* [Required action]:
Every record must be retyped exactly as it reads.

* [Study material]:
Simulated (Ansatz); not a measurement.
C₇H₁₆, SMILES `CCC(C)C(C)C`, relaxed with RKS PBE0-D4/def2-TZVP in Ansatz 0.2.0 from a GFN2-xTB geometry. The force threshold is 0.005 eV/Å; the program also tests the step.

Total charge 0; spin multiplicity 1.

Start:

* [Worked solution]:
Simulated (Ansatz); not a measurement.
C₇H₁₆, SMILES `CCC(C)C(C)C`, relaxed with RKS PBE0-D4/def2-TZVP in Ansatz 0.2.0 from a GFN2-xTB geometry. The force threshold is 0.005 eV/Å; the program also tests the step.

Total charge 0; spin multiplicity 1.

Start:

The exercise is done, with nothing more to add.